Action item: Please write out, exactly, every line of the listing from its first line through the one that includes "Q: Which nucleus".

Source data:
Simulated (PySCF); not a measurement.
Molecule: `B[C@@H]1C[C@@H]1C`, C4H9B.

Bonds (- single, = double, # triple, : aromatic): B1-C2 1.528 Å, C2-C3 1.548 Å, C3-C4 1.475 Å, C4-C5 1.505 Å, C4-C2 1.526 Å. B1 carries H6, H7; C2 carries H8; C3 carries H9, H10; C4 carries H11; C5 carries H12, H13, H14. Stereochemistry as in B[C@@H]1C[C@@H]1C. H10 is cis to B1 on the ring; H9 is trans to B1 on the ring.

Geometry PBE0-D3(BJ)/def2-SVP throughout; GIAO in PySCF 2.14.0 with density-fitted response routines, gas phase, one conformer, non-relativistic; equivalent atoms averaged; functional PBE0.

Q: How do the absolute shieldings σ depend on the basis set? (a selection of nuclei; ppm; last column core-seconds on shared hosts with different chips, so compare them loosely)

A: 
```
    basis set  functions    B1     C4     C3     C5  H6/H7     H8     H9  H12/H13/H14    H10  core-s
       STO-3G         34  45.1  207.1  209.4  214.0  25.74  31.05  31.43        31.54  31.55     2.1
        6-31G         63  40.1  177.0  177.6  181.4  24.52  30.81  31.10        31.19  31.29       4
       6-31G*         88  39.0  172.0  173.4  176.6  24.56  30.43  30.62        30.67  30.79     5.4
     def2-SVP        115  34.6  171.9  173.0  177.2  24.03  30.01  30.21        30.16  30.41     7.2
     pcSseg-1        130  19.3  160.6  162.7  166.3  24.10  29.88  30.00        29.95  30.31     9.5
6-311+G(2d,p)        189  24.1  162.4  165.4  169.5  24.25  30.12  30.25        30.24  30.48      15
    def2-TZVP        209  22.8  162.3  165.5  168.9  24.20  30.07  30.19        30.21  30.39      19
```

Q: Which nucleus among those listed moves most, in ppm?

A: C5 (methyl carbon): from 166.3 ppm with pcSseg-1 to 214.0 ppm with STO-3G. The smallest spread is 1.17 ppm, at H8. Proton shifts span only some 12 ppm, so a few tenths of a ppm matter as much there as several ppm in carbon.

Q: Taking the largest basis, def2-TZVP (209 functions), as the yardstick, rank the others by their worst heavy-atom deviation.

Written answer:
Simulated (PySCF); not a measurement.
Molecule: `B[C@@H]1C[C@@H]1C`, C4H9B.

Bonds (- single, = double, # triple, : aromatic): B1-C2 1.528 Å, C2-C3 1.548 Å, C3-C4 1.475 Å, C4-C5 1.505 Å, C4-C2 1.526 Å. B1 carries H6, H7; C2 carries H8; C3 carries H9, H10; C4 carries H11; C5 carries H12, H13, H14. Stereochemistry as in B[C@@H]1C[C@@H]1C. H10 is cis to B1 on the ring; H9 is trans to B1 on the ring.

Geometry PBE0-D3(BJ)/def2-SVP throughout; GIAO in PySCF 2.14.0 with density-fitted response routines, gas phase, one conformer, non-relativistic; equivalent atoms averaged; functional PBE0.

Q: How do the absolute shieldings σ depend on the basis set? (a selection of nuclei; ppm; last column core-seconds on shared hosts with different chips, so compare them loosely)

A: 
```
    basis set  functions    B1     C4     C3     C5  H6/H7     H8     H9  H12/H13/H14    H10  core-s
       STO-3G         34  45.1  207.1  209.4  214.0  25.74  31.05  31.43        31.54  31.55     2.1
        6-31G         63  40.1  177.0  177.6  181.4  24.52  30.81  31.10        31.19  31.29       4
       6-31G*         88  39.0  172.0  173.4  176.6  24.56  30.43  30.62        30.67  30.79     5.4
     def2-SVP        115  34.6  171.9  173.0  177.2  24.03  30.01  30.21        30.16  30.41     7.2
     pcSseg-1        130  19.3  160.6  162.7  166.3  24.10  29.88  30.00        29.95  30.31     9.5
6-311+G(2d,p)        189  24.1  162.4  165.4  169.5  24.25  30.12  30.25        30.24  30.48      15
    def2-TZVP        209  22.8  162.3  165.5  168.9  24.20  30.07  30.19        30.21  30.39      19
```

Q: Which nucleus among those listed moves most, in ppm?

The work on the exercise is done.